**Required action:** Print the whole listing exactly.

**Recorded data:**
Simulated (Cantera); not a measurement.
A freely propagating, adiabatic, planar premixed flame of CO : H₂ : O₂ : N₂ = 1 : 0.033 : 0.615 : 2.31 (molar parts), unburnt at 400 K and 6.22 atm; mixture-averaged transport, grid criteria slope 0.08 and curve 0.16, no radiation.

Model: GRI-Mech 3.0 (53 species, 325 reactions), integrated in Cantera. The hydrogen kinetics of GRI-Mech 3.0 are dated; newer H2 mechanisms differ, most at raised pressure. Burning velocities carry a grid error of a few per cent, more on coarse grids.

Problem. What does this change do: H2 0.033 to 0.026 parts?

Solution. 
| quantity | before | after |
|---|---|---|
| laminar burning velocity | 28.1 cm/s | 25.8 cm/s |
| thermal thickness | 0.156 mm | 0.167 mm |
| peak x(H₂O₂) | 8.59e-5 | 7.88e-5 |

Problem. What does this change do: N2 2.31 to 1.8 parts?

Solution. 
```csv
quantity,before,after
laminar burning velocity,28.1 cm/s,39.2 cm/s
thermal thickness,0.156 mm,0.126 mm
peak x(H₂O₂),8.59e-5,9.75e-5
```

**Reply:**
Simulated (Cantera); not a measurement.
A freely propagating, adiabatic, planar premixed flame of CO : H₂ : O₂ : N₂ = 1 : 0.033 : 0.615 : 2.31 (molar parts), unburnt at 400 K and 6.22 atm; mixture-averaged transport, grid criteria slope 0.08 and curve 0.16, no radiation.

Model: GRI-Mech 3.0 (53 species, 325 reactions), integrated in Cantera. The hydrogen kinetics of GRI-Mech 3.0 are dated; newer H2 mechanisms differ, most at raised pressure. Burning velocities carry a grid error of a few per cent, more on coarse grids.

Problem. What does this change do: H2 0.033 to 0.026 parts?

Solution. 
| quantity | before | after |
|---|---|---|
| laminar burning velocity | 28.1 cm/s | 25.8 cm/s |
| thermal thickness | 0.156 mm | 0.167 mm |
| peak x(H₂O₂) | 8.59e-5 | 7.88e-5 |

Problem. What does this change do: N2 2.31 to 1.8 parts?

Solution. 
```csv
quantity,before,after
laminar burning velocity,28.1 cm/s,39.2 cm/s
thermal thickness,0.156 mm,0.126 mm
peak x(H₂O₂),8.59e-5,9.75e-5
```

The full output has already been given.